_EXERCISE_. Take the lines below beginning at the line that has "Constants: k_B = 8.617333262e-05 eV/K." and stopping after the line that has "entropy s = 0.376593 k_B/site", and print them exactly as they are, with no other lines.

---------- INFORMATION GIVEN ----------

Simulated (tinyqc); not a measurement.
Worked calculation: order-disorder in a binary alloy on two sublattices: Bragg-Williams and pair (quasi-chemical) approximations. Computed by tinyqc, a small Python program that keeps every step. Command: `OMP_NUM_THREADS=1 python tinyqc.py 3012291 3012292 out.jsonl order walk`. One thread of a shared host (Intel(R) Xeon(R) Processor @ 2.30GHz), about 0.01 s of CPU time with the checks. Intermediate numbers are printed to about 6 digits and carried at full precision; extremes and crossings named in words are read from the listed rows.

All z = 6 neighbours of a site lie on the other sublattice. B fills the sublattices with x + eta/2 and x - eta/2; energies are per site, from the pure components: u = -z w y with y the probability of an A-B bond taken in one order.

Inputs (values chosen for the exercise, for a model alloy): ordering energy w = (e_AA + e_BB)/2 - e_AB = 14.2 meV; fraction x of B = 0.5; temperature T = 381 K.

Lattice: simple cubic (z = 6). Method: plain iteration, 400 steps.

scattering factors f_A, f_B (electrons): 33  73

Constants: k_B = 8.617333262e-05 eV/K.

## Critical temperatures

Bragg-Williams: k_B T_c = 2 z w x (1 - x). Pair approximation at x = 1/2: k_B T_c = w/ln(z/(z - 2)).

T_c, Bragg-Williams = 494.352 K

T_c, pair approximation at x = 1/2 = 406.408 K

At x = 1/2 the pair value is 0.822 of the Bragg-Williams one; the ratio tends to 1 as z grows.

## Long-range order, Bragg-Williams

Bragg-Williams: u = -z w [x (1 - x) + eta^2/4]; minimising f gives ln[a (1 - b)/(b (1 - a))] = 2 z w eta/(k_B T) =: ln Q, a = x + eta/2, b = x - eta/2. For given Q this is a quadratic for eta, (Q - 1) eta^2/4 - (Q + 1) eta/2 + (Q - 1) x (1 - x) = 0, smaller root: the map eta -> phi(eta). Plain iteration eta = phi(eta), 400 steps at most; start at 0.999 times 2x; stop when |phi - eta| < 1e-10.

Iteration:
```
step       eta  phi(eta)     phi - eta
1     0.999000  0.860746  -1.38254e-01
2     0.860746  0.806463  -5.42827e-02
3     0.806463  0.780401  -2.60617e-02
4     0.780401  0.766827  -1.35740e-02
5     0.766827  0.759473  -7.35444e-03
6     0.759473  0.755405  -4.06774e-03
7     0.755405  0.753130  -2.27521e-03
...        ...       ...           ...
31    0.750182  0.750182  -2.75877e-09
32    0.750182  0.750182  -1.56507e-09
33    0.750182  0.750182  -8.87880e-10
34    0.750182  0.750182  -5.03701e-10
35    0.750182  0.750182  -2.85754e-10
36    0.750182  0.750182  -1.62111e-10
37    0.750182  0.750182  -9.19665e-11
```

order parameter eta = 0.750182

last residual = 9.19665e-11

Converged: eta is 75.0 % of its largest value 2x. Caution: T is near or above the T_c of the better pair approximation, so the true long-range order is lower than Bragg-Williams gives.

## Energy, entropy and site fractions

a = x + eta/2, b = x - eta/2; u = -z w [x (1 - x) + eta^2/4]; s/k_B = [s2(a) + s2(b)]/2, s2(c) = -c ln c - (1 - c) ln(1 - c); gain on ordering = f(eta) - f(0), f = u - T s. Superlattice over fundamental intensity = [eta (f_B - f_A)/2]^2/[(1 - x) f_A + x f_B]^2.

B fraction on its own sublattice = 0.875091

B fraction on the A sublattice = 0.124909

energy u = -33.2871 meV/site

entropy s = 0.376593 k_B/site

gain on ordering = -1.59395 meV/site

----------

_EXERCISE RESULT_.
Constants: k_B = 8.617333262e-05 eV/K.

## Critical temperatures

Bragg-Williams: k_B T_c = 2 z w x (1 - x). Pair approximation at x = 1/2: k_B T_c = w/ln(z/(z - 2)).

T_c, Bragg-Williams = 494.352 K

T_c, pair approximation at x = 1/2 = 406.408 K

At x = 1/2 the pair value is 0.822 of the Bragg-Williams one; the ratio tends to 1 as z grows.

## Long-range order, Bragg-Williams

Bragg-Williams: u = -z w [x (1 - x) + eta^2/4]; minimising f gives ln[a (1 - b)/(b (1 - a))] = 2 z w eta/(k_B T) =: ln Q, a = x + eta/2, b = x - eta/2. For given Q this is a quadratic for eta, (Q - 1) eta^2/4 - (Q + 1) eta/2 + (Q - 1) x (1 - x) = 0, smaller root: the map eta -> phi(eta). Plain iteration eta = phi(eta), 400 steps at most; start at 0.999 times 2x; stop when |phi - eta| < 1e-10.

Iteration:
```
step       eta  phi(eta)     phi - eta
1     0.999000  0.860746  -1.38254e-01
2     0.860746  0.806463  -5.42827e-02
3     0.806463  0.780401  -2.60617e-02
4     0.780401  0.766827  -1.35740e-02
5     0.766827  0.759473  -7.35444e-03
6     0.759473  0.755405  -4.06774e-03
7     0.755405  0.753130  -2.27521e-03
...        ...       ...           ...
31    0.750182  0.750182  -2.75877e-09
32    0.750182  0.750182  -1.56507e-09
33    0.750182  0.750182  -8.87880e-10
34    0.750182  0.750182  -5.03701e-10
35    0.750182  0.750182  -2.85754e-10
36    0.750182  0.750182  -1.62111e-10
37    0.750182  0.750182  -9.19665e-11
```

order parameter eta = 0.750182

last residual = 9.19665e-11

Converged: eta is 75.0 % of its largest value 2x. Caution: T is near or above the T_c of the better pair approximation, so the true long-range order is lower than Bragg-Williams gives.

## Energy, entropy and site fractions

a = x + eta/2, b = x - eta/2; u = -z w [x (1 - x) + eta^2/4]; s/k_B = [s2(a) + s2(b)]/2, s2(c) = -c ln c - (1 - c) ln(1 - c); gain on ordering = f(eta) - f(0), f = u - T s. Superlattice over fundamental intensity = [eta (f_B - f_A)/2]^2/[(1 - x) f_A + x f_B]^2.

B fraction on its own sublattice = 0.875091

B fraction on the A sublattice = 0.124909

energy u = -33.2871 meV/site

entropy s = 0.376593 k_B/site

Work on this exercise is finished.